── DATA FOR REVIEW

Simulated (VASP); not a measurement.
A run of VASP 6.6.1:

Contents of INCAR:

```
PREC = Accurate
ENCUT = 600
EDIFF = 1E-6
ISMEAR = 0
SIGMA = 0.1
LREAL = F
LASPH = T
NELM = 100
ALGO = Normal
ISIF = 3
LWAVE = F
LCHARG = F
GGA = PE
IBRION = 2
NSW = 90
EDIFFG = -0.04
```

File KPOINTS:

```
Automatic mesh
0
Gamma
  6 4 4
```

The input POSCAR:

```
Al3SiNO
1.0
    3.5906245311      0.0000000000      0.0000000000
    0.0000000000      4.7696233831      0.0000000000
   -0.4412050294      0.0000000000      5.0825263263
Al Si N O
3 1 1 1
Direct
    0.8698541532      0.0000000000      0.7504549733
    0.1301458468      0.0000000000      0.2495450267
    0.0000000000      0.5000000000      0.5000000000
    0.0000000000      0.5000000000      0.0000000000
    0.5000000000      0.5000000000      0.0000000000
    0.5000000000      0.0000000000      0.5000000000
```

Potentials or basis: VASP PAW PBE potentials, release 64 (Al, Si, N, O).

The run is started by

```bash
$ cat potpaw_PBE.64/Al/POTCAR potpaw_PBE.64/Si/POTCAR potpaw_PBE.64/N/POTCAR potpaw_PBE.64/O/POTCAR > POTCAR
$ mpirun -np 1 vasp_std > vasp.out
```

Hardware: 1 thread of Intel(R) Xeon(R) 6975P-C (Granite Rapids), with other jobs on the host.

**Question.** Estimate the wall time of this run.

────

ASSIGNED TASK -> Return the material exactly as it stands above, but only from its first line to the line containing "Hardware: 1 thread", both ends included.

TASK ANSWER ->
Simulated (VASP); not a measurement.
A run of VASP 6.6.1:

Contents of INCAR:

```
PREC = Accurate
ENCUT = 600
EDIFF = 1E-6
ISMEAR = 0
SIGMA = 0.1
LREAL = F
LASPH = T
NELM = 100
ALGO = Normal
ISIF = 3
LWAVE = F
LCHARG = F
GGA = PE
IBRION = 2
NSW = 90
EDIFFG = -0.04
```

File KPOINTS:

```
Automatic mesh
0
Gamma
  6 4 4
```

The input POSCAR:

```
Al3SiNO
1.0
    3.5906245311      0.0000000000      0.0000000000
    0.0000000000      4.7696233831      0.0000000000
   -0.4412050294      0.0000000000      5.0825263263
Al Si N O
3 1 1 1
Direct
    0.8698541532      0.0000000000      0.7504549733
    0.1301458468      0.0000000000      0.2495450267
    0.0000000000      0.5000000000      0.5000000000
    0.0000000000      0.5000000000      0.0000000000
    0.5000000000      0.5000000000      0.0000000000
    0.5000000000      0.0000000000      0.5000000000
```

Potentials or basis: VASP PAW PBE potentials, release 64 (Al, Si, N, O).

The run is started by

```bash
$ cat potpaw_PBE.64/Al/POTCAR potpaw_PBE.64/Si/POTCAR potpaw_PBE.64/N/POTCAR potpaw_PBE.64/O/POTCAR > POTCAR
$ mpirun -np 1 vasp_std > vasp.out
```

Hardware: 1 thread of Intel(R) Xeon(R) 6975P-C (Granite Rapids), with other jobs on the host.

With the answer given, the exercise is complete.